● Dataset entries:
#####

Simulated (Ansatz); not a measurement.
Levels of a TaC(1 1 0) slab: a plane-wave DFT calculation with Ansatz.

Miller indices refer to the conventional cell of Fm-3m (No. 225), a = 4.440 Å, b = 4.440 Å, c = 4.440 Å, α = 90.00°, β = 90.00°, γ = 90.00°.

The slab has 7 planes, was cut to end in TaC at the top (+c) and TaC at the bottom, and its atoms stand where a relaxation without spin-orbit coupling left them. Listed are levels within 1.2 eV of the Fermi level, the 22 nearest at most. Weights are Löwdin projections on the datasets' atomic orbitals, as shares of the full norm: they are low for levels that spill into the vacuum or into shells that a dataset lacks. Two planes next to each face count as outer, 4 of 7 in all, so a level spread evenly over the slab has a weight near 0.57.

#####

● Assigned task: All records shown above are to be reproduced without any alteration.

● Solution:
Simulated (Ansatz); not a measurement.
Levels of a TaC(1 1 0) slab: a plane-wave DFT calculation with Ansatz.

Miller indices refer to the conventional cell of Fm-3m (No. 225), a = 4.440 Å, b = 4.440 Å, c = 4.440 Å, α = 90.00°, β = 90.00°, γ = 90.00°.

The slab has 7 planes, was cut to end in TaC at the top (+c) and TaC at the bottom, and its atoms stand where a relaxation without spin-orbit coupling left them. Listed are levels within 1.2 eV of the Fermi level, the 22 nearest at most. Weights are Löwdin projections on the datasets' atomic orbitals, as shares of the full norm: they are low for levels that spill into the vacuum or into shells that a dataset lacks. Two planes next to each face count as outer, 4 of 7 in all, so a level spread evenly over the slab has a weight near 0.57.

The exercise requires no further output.